# MATERIAL SUPPLIED
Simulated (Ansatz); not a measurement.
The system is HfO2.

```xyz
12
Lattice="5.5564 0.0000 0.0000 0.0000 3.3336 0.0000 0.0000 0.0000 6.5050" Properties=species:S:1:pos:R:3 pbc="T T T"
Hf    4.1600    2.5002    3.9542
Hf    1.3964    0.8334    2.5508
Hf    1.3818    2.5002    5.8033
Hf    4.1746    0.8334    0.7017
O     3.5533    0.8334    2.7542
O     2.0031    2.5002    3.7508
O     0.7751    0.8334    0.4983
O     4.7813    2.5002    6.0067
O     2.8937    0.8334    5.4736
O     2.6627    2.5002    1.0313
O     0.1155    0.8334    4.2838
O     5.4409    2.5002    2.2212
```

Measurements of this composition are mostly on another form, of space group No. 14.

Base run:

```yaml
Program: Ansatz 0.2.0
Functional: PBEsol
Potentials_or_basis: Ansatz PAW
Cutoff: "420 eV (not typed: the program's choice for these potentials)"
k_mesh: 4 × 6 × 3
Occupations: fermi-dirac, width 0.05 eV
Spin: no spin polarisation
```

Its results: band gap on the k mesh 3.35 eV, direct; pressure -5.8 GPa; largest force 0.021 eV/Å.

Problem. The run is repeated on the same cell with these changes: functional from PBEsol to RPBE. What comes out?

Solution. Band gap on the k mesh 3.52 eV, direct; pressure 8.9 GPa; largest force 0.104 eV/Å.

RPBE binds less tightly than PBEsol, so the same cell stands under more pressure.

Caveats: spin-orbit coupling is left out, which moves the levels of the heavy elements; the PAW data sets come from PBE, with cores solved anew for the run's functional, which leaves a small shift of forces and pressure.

# ASSIGNED TASK
Above are the records; please copy exactly their first line and each line after it through the line containing "Problem. The run", and no line after that.

# WRITTEN RESPONSE
Simulated (Ansatz); not a measurement.
The system is HfO2.

```xyz
12
Lattice="5.5564 0.0000 0.0000 0.0000 3.3336 0.0000 0.0000 0.0000 6.5050" Properties=species:S:1:pos:R:3 pbc="T T T"
Hf    4.1600    2.5002    3.9542
Hf    1.3964    0.8334    2.5508
Hf    1.3818    2.5002    5.8033
Hf    4.1746    0.8334    0.7017
O     3.5533    0.8334    2.7542
O     2.0031    2.5002    3.7508
O     0.7751    0.8334    0.4983
O     4.7813    2.5002    6.0067
O     2.8937    0.8334    5.4736
O     2.6627    2.5002    1.0313
O     0.1155    0.8334    4.2838
O     5.4409    2.5002    2.2212
```

Measurements of this composition are mostly on another form, of space group No. 14.

Base run:

```yaml
Program: Ansatz 0.2.0
Functional: PBEsol
Potentials_or_basis: Ansatz PAW
Cutoff: "420 eV (not typed: the program's choice for these potentials)"
k_mesh: 4 × 6 × 3
Occupations: fermi-dirac, width 0.05 eV
Spin: no spin polarisation
```

Its results: band gap on the k mesh 3.35 eV, direct; pressure -5.8 GPa; largest force 0.021 eV/Å.

Problem. The run is repeated on the same cell with these changes: functional from PBEsol to RPBE. What comes out?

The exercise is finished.